*** Opening Extracted material ***
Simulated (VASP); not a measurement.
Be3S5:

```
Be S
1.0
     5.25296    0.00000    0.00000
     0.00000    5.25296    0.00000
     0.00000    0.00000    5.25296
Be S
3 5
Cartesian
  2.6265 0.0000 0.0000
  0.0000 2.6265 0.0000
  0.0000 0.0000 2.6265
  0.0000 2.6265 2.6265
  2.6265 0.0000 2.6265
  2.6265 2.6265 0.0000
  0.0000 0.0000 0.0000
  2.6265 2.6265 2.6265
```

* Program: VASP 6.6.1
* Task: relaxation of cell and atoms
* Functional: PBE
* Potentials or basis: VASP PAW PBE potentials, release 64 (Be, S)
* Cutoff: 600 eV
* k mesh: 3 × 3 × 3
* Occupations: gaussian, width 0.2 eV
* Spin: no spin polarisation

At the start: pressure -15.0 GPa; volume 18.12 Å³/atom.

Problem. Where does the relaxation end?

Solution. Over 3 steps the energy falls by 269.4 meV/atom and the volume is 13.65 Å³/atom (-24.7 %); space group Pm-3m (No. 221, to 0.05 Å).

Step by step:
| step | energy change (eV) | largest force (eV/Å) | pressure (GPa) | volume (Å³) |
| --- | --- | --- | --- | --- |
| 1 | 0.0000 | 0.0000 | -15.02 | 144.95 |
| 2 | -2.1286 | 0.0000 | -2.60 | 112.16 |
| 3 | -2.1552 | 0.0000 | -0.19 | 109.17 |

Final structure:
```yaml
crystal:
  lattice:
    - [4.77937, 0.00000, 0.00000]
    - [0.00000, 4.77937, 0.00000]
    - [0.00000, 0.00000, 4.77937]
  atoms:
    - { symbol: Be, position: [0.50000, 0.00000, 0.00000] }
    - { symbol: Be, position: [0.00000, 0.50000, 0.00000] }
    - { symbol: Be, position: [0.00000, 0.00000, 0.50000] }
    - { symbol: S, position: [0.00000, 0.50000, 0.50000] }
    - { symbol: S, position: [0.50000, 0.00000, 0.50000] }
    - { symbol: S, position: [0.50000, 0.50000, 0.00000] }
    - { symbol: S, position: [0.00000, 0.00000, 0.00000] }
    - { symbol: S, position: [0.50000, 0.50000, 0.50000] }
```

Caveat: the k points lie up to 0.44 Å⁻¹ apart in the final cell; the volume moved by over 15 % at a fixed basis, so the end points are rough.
*** Closing Extracted material ***

From the first line of the material above down to the line with "no spin polarisation", output each line exactly; include both of those lines and add no others.

Simulated (VASP); not a measurement.
Be3S5:

```
Be S
1.0
     5.25296    0.00000    0.00000
     0.00000    5.25296    0.00000
     0.00000    0.00000    5.25296
Be S
3 5
Cartesian
  2.6265 0.0000 0.0000
  0.0000 2.6265 0.0000
  0.0000 0.0000 2.6265
  0.0000 2.6265 2.6265
  2.6265 0.0000 2.6265
  2.6265 2.6265 0.0000
  0.0000 0.0000 0.0000
  2.6265 2.6265 2.6265
```

* Program: VASP 6.6.1
* Task: relaxation of cell and atoms
* Functional: PBE
* Potentials or basis: VASP PAW PBE potentials, release 64 (Be, S)
* Cutoff: 600 eV
* k mesh: 3 × 3 × 3
* Occupations: gaussian, width 0.2 eV
* Spin: no spin polarisation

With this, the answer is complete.